============================================================

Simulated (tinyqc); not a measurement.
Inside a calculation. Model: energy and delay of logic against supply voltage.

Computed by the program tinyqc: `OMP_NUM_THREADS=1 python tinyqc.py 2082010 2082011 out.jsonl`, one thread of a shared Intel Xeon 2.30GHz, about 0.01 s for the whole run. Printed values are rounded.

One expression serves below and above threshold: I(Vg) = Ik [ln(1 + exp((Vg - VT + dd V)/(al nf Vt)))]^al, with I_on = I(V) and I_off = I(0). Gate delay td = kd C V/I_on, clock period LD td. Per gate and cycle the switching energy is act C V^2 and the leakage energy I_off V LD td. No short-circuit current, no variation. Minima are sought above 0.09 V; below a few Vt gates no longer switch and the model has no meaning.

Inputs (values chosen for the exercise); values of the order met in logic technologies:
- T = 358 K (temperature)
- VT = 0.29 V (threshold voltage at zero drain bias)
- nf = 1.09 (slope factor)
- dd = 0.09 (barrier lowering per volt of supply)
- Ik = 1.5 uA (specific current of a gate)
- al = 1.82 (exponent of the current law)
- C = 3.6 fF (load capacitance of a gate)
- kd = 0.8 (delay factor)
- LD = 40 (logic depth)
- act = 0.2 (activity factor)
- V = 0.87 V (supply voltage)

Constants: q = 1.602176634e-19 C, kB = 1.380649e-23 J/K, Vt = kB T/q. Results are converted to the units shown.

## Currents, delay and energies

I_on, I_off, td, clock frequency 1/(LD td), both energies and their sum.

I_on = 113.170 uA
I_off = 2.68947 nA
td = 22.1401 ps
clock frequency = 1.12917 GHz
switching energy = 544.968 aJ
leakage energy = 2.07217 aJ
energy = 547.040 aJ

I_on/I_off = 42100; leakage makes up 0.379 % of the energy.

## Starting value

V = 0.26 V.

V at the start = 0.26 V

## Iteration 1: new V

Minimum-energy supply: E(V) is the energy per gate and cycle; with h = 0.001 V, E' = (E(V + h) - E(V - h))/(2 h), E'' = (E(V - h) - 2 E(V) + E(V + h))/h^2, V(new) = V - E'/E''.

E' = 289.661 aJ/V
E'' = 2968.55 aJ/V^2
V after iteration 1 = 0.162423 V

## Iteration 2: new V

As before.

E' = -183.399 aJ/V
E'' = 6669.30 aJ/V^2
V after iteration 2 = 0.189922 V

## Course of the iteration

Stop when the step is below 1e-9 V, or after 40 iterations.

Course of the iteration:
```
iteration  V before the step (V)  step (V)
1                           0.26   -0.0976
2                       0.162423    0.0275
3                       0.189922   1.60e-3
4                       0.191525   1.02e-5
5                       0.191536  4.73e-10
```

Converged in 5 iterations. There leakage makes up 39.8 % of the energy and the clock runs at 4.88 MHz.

============================================================

*Work item:* Starting with the first line of the entries and ending with the line that has "energy = 547.040 aJ", copy each line exactly and add nothing.

*Task output:*
Simulated (tinyqc); not a measurement.
Inside a calculation. Model: energy and delay of logic against supply voltage.

Computed by the program tinyqc: `OMP_NUM_THREADS=1 python tinyqc.py 2082010 2082011 out.jsonl`, one thread of a shared Intel Xeon 2.30GHz, about 0.01 s for the whole run. Printed values are rounded.

One expression serves below and above threshold: I(Vg) = Ik [ln(1 + exp((Vg - VT + dd V)/(al nf Vt)))]^al, with I_on = I(V) and I_off = I(0). Gate delay td = kd C V/I_on, clock period LD td. Per gate and cycle the switching energy is act C V^2 and the leakage energy I_off V LD td. No short-circuit current, no variation. Minima are sought above 0.09 V; below a few Vt gates no longer switch and the model has no meaning.

Inputs (values chosen for the exercise); values of the order met in logic technologies:
- T = 358 K (temperature)
- VT = 0.29 V (threshold voltage at zero drain bias)
- nf = 1.09 (slope factor)
- dd = 0.09 (barrier lowering per volt of supply)
- Ik = 1.5 uA (specific current of a gate)
- al = 1.82 (exponent of the current law)
- C = 3.6 fF (load capacitance of a gate)
- kd = 0.8 (delay factor)
- LD = 40 (logic depth)
- act = 0.2 (activity factor)
- V = 0.87 V (supply voltage)

Constants: q = 1.602176634e-19 C, kB = 1.380649e-23 J/K, Vt = kB T/q. Results are converted to the units shown.

## Currents, delay and energies

I_on, I_off, td, clock frequency 1/(LD td), both energies and their sum.

I_on = 113.170 uA
I_off = 2.68947 nA
td = 22.1401 ps
clock frequency = 1.12917 GHz
switching energy = 544.968 aJ
leakage energy = 2.07217 aJ
energy = 547.040 aJ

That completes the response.